## [Brief]
Print out the full listing, exactly.

## [Given records]
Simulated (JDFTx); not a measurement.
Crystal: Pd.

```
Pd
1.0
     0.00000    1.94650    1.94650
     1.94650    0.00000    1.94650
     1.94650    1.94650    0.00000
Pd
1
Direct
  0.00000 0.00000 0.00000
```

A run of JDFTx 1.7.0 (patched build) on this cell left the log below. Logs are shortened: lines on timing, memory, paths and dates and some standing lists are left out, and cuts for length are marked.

## [Your response]
Simulated (JDFTx); not a measurement.
Crystal: Pd.

```
Pd
1.0
     0.00000    1.94650    1.94650
     1.94650    0.00000    1.94650
     1.94650    1.94650    0.00000
Pd
1
Direct
  0.00000 0.00000 0.00000
```

A run of JDFTx 1.7.0 (patched build) on this cell left the log below. Logs are shortened: lines on timing, memory, paths and dates and some standing lists are left out, and cuts for length are marked.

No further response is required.